□ □ □ □
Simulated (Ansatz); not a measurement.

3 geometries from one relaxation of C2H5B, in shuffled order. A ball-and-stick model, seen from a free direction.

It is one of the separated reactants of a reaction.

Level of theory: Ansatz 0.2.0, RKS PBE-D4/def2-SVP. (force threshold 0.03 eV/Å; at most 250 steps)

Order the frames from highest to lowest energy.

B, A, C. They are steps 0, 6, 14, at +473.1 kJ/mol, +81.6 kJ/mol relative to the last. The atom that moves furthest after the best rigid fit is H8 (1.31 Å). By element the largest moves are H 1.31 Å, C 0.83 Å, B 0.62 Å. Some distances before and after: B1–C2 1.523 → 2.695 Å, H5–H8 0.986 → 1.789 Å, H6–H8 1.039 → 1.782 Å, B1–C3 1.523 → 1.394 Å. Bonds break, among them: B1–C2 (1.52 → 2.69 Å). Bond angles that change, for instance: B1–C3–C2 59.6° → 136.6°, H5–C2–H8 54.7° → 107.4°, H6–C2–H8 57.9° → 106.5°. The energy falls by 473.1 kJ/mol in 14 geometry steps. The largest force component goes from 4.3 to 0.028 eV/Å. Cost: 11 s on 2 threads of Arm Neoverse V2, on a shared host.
□ □ □ □

» TASK ITEM: Once more and in full, please write out the listing above exactly.

» WRITTEN SOLUTION:
Simulated (Ansatz); not a measurement.

3 geometries from one relaxation of C2H5B, in shuffled order. A ball-and-stick model, seen from a free direction.

It is one of the separated reactants of a reaction.

Level of theory: Ansatz 0.2.0, RKS PBE-D4/def2-SVP. (force threshold 0.03 eV/Å; at most 250 steps)

Order the frames from highest to lowest energy.

B, A, C. They are steps 0, 6, 14, at +473.1 kJ/mol, +81.6 kJ/mol relative to the last. The atom that moves furthest after the best rigid fit is H8 (1.31 Å). By element the largest moves are H 1.31 Å, C 0.83 Å, B 0.62 Å. Some distances before and after: B1–C2 1.523 → 2.695 Å, H5–H8 0.986 → 1.789 Å, H6–H8 1.039 → 1.782 Å, B1–C3 1.523 → 1.394 Å. Bonds break, among them: B1–C2 (1.52 → 2.69 Å). Bond angles that change, for instance: B1–C3–C2 59.6° → 136.6°, H5–C2–H8 54.7° → 107.4°, H6–C2–H8 57.9° → 106.5°. The energy falls by 473.1 kJ/mol in 14 geometry steps. The largest force component goes from 4.3 to 0.028 eV/Å. Cost: 11 s on 2 threads of Arm Neoverse V2, on a shared host.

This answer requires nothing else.